- [ASSIGNED TASK]: Quote the listing below word for word, stopping after the line that contains "- diagonalization = rmm-davidson, diago_rmm_ndim = 6".

- [DATASET CONTENT]:

____________

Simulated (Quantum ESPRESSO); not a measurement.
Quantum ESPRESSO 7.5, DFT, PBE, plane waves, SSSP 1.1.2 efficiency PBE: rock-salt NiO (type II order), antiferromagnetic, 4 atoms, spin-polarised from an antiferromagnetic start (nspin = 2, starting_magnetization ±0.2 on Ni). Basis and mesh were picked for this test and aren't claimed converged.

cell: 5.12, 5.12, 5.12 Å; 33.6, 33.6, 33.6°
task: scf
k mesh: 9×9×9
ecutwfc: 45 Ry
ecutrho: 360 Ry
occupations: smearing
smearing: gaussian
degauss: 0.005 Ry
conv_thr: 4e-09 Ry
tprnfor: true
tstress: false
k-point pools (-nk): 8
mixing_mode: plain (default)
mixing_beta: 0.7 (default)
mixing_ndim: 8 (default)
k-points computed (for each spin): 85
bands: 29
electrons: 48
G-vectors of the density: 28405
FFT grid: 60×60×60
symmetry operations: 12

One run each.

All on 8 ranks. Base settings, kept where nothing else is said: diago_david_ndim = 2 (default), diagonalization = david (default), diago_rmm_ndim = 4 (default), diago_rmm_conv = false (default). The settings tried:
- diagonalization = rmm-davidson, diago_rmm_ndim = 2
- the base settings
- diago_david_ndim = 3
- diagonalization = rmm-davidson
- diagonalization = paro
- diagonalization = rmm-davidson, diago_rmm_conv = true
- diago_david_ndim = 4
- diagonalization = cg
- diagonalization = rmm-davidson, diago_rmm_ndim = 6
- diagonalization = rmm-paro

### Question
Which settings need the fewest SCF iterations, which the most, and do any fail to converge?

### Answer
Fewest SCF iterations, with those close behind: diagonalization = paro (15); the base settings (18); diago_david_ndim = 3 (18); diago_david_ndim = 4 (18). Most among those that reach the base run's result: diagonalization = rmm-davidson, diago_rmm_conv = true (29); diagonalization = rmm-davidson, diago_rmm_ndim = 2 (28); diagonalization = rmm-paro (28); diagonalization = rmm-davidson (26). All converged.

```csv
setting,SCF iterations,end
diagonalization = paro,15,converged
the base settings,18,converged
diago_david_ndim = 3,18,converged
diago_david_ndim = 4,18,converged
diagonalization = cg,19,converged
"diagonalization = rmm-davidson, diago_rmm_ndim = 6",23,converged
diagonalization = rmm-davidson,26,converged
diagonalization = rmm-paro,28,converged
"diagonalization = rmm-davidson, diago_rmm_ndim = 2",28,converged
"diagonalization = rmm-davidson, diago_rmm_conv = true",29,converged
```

____________

- [TASK RESPONSE]:
Simulated (Quantum ESPRESSO); not a measurement.
Quantum ESPRESSO 7.5, DFT, PBE, plane waves, SSSP 1.1.2 efficiency PBE: rock-salt NiO (type II order), antiferromagnetic, 4 atoms, spin-polarised from an antiferromagnetic start (nspin = 2, starting_magnetization ±0.2 on Ni). Basis and mesh were picked for this test and aren't claimed converged.

cell: 5.12, 5.12, 5.12 Å; 33.6, 33.6, 33.6°
task: scf
k mesh: 9×9×9
ecutwfc: 45 Ry
ecutrho: 360 Ry
occupations: smearing
smearing: gaussian
degauss: 0.005 Ry
conv_thr: 4e-09 Ry
tprnfor: true
tstress: false
k-point pools (-nk): 8
mixing_mode: plain (default)
mixing_beta: 0.7 (default)
mixing_ndim: 8 (default)
k-points computed (for each spin): 85
bands: 29
electrons: 48
G-vectors of the density: 28405
FFT grid: 60×60×60
symmetry operations: 12

One run each.

All on 8 ranks. Base settings, kept where nothing else is said: diago_david_ndim = 2 (default), diagonalization = david (default), diago_rmm_ndim = 4 (default), diago_rmm_conv = false (default). The settings tried:
- diagonalization = rmm-davidson, diago_rmm_ndim = 2
- the base settings
- diago_david_ndim = 3
- diagonalization = rmm-davidson
- diagonalization = paro
- diagonalization = rmm-davidson, diago_rmm_conv = true
- diago_david_ndim = 4
- diagonalization = cg
- diagonalization = rmm-davidson, diago_rmm_ndim = 6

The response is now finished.